Exercise: Give back the material that follows, identical in every line.

Data for analysis:
------------

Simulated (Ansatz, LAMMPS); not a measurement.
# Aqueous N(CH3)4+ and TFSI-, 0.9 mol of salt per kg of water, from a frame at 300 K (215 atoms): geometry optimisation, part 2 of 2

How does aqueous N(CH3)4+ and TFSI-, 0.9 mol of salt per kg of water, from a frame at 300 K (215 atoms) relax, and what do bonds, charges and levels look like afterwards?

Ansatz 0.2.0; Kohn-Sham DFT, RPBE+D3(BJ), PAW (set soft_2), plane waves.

------------

Task answer:
Simulated (Ansatz, LAMMPS); not a measurement.
# Aqueous N(CH3)4+ and TFSI-, 0.9 mol of salt per kg of water, from a frame at 300 K (215 atoms): geometry optimisation, part 2 of 2

How does aqueous N(CH3)4+ and TFSI-, 0.9 mol of salt per kg of water, from a frame at 300 K (215 atoms) relax, and what do bonds, charges and levels look like afterwards?

Ansatz 0.2.0; Kohn-Sham DFT, RPBE+D3(BJ), PAW (set soft_2), plane waves.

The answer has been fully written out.